= = = = = = =

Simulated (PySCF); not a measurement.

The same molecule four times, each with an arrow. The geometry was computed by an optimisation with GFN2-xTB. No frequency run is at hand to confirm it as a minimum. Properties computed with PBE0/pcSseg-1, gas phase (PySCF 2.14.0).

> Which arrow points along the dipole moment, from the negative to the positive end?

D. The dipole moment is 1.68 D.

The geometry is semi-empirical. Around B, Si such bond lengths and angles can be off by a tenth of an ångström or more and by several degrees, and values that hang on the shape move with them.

= = = = = = =

→ WORK REQUEST: All lines from the opening of the listing above through the line that contains "The same molecule" should be given again exactly, and nothing more.

→ YOUR RESPONSE:
Simulated (PySCF); not a measurement.

The same molecule four times, each with an arrow. The geometry was computed by an optimisation with GFN2-xTB. No frequency run is at hand to confirm it as a minimum. Properties computed with PBE0/pcSseg-1, gas phase (PySCF 2.14.0).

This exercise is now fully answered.